Work request
Whatever appears in the listing must be reproduced exactly.

Data supplied
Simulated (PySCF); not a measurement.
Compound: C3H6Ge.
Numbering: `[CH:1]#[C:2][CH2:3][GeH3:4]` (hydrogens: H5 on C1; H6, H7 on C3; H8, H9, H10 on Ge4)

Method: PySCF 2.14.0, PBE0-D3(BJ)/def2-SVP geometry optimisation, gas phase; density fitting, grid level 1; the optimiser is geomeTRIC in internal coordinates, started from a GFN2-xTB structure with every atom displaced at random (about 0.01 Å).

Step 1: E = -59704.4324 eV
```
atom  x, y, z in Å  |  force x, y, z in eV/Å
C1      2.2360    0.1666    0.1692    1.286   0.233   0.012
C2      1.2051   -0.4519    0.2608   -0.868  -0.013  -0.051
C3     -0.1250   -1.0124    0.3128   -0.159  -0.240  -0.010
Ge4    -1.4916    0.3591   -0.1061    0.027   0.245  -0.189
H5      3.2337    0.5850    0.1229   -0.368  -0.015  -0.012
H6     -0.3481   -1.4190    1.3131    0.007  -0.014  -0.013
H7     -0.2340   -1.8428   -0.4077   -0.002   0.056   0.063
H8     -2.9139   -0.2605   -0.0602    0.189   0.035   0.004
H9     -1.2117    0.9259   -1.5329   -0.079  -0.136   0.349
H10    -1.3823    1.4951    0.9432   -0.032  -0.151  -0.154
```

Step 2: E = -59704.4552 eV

Exercise result
Simulated (PySCF); not a measurement.
Compound: C3H6Ge.
Numbering: `[CH:1]#[C:2][CH2:3][GeH3:4]` (hydrogens: H5 on C1; H6, H7 on C3; H8, H9, H10 on Ge4)

Method: PySCF 2.14.0, PBE0-D3(BJ)/def2-SVP geometry optimisation, gas phase; density fitting, grid level 1; the optimiser is geomeTRIC in internal coordinates, started from a GFN2-xTB structure with every atom displaced at random (about 0.01 Å).

Step 1: E = -59704.4324 eV
```
atom  x, y, z in Å  |  force x, y, z in eV/Å
C1      2.2360    0.1666    0.1692    1.286   0.233   0.012
C2      1.2051   -0.4519    0.2608   -0.868  -0.013  -0.051
C3     -0.1250   -1.0124    0.3128   -0.159  -0.240  -0.010
Ge4    -1.4916    0.3591   -0.1061    0.027   0.245  -0.189
H5      3.2337    0.5850    0.1229   -0.368  -0.015  -0.012
H6     -0.3481   -1.4190    1.3131    0.007  -0.014  -0.013
H7     -0.2340   -1.8428   -0.4077   -0.002   0.056   0.063
H8     -2.9139   -0.2605   -0.0602    0.189   0.035   0.004
H9     -1.2117    0.9259   -1.5329   -0.079  -0.136   0.349
H10    -1.3823    1.4951    0.9432   -0.032  -0.151  -0.154
```

Step 2: E = -59704.4552 eV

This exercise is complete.